————

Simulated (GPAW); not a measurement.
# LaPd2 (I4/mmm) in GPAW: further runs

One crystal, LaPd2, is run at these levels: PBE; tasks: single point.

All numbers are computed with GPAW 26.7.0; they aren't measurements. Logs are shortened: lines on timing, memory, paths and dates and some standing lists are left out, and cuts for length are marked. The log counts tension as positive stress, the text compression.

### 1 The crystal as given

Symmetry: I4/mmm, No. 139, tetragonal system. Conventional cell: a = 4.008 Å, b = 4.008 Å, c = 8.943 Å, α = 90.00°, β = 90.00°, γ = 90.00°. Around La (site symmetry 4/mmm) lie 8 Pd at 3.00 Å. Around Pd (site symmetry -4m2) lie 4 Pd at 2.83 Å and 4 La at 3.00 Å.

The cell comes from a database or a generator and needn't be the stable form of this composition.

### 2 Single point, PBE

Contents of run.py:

————

Repeat exactly the lines above, starting with the first line of the records and finishing with the line holding "### 2 Single point, PBE". Add no other line.

Simulated (GPAW); not a measurement.
# LaPd2 (I4/mmm) in GPAW: further runs

One crystal, LaPd2, is run at these levels: PBE; tasks: single point.

All numbers are computed with GPAW 26.7.0; they aren't measurements. Logs are shortened: lines on timing, memory, paths and dates and some standing lists are left out, and cuts for length are marked. The log counts tension as positive stress, the text compression.

### 1 The crystal as given

Symmetry: I4/mmm, No. 139, tetragonal system. Conventional cell: a = 4.008 Å, b = 4.008 Å, c = 8.943 Å, α = 90.00°, β = 90.00°, γ = 90.00°. Around La (site symmetry 4/mmm) lie 8 Pd at 3.00 Å. Around Pd (site symmetry -4m2) lie 4 Pd at 2.83 Å and 4 La at 3.00 Å.

The cell comes from a database or a generator and needn't be the stable form of this composition.

### 2 Single point, PBE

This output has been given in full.